**Excerpted data**
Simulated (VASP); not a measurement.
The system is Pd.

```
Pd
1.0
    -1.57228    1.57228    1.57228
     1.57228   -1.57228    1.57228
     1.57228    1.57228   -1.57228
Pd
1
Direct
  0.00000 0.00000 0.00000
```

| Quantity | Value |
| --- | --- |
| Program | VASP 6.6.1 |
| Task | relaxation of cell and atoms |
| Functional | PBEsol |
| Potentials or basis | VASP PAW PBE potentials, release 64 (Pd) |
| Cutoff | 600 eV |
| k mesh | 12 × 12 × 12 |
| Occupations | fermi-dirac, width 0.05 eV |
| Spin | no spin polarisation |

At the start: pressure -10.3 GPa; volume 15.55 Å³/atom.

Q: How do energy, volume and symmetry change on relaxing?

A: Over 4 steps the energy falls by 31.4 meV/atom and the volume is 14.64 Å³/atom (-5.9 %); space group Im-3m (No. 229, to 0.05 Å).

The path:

**Exercise**
The whole listing above needs to be transcribed exactly.

**Answer section**
Simulated (VASP); not a measurement.
The system is Pd.

```
Pd
1.0
    -1.57228    1.57228    1.57228
     1.57228   -1.57228    1.57228
     1.57228    1.57228   -1.57228
Pd
1
Direct
  0.00000 0.00000 0.00000
```

| Quantity | Value |
| --- | --- |
| Program | VASP 6.6.1 |
| Task | relaxation of cell and atoms |
| Functional | PBEsol |
| Potentials or basis | VASP PAW PBE potentials, release 64 (Pd) |
| Cutoff | 600 eV |
| k mesh | 12 × 12 × 12 |
| Occupations | fermi-dirac, width 0.05 eV |
| Spin | no spin polarisation |

At the start: pressure -10.3 GPa; volume 15.55 Å³/atom.

Q: How do energy, volume and symmetry change on relaxing?

A: Over 4 steps the energy falls by 31.4 meV/atom and the volume is 14.64 Å³/atom (-5.9 %); space group Im-3m (No. 229, to 0.05 Å).

The path:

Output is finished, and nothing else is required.